::::::::::

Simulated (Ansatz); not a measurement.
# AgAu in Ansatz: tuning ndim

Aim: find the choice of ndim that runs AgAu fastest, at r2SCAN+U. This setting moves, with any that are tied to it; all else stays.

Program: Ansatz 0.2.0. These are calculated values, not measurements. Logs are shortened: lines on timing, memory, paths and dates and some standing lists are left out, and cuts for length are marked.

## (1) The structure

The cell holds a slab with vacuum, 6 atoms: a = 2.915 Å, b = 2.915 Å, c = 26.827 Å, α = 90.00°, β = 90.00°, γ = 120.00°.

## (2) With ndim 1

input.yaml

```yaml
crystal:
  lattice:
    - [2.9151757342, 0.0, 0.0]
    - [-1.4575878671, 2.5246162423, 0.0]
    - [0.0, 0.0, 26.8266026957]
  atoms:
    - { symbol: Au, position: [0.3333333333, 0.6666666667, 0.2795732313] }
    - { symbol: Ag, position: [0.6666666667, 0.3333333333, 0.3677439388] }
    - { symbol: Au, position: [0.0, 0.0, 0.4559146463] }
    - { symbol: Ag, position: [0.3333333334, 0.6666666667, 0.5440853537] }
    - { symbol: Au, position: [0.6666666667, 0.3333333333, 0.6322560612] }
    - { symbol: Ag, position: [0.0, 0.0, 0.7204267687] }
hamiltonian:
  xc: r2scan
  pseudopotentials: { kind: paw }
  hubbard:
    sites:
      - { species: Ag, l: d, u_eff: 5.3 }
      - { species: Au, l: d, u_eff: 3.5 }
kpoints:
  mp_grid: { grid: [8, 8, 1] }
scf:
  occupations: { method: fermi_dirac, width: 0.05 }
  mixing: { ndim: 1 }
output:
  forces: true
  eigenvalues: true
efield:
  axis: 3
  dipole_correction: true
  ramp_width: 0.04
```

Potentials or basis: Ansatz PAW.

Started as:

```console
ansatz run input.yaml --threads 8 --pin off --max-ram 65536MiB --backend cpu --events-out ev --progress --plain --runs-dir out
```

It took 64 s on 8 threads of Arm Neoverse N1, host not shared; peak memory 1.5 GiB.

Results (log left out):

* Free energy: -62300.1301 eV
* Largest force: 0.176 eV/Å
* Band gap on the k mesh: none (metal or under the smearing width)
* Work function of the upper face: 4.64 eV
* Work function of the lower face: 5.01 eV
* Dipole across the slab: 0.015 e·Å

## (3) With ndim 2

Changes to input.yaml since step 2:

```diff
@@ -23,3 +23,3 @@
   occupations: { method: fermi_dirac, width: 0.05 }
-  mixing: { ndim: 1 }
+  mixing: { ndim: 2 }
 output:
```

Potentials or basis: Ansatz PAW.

::::::::::

#### Exercise:
With the first line of the records as the start and the line holding "## (1) The structure" as the end, please copy exactly those lines and no others.

#### Exercise result:
Simulated (Ansatz); not a measurement.
# AgAu in Ansatz: tuning ndim

Aim: find the choice of ndim that runs AgAu fastest, at r2SCAN+U. This setting moves, with any that are tied to it; all else stays.

Program: Ansatz 0.2.0. These are calculated values, not measurements. Logs are shortened: lines on timing, memory, paths and dates and some standing lists are left out, and cuts for length are marked.

## (1) The structure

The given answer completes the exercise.